**Material provided:**
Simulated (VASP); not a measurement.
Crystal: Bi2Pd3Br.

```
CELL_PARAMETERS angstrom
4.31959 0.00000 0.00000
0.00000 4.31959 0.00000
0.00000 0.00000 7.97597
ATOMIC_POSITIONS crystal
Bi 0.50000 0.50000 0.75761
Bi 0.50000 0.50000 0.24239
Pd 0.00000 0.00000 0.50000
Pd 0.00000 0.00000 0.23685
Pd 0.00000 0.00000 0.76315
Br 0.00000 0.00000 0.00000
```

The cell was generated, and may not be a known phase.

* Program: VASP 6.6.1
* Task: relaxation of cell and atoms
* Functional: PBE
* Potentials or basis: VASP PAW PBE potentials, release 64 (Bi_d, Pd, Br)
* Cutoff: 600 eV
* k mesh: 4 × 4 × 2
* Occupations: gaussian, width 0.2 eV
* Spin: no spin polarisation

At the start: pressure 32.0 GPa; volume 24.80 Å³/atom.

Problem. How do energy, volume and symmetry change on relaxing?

**Required action:** Restate word for word only the lines above from the line containing "width 0.2 eV" to the line containing "At the start: pressure", both of them included.

**Task answer:**
* Occupations: gaussian, width 0.2 eV
* Spin: no spin polarisation

At the start: pressure 32.0 GPa; volume 24.80 Å³/atom.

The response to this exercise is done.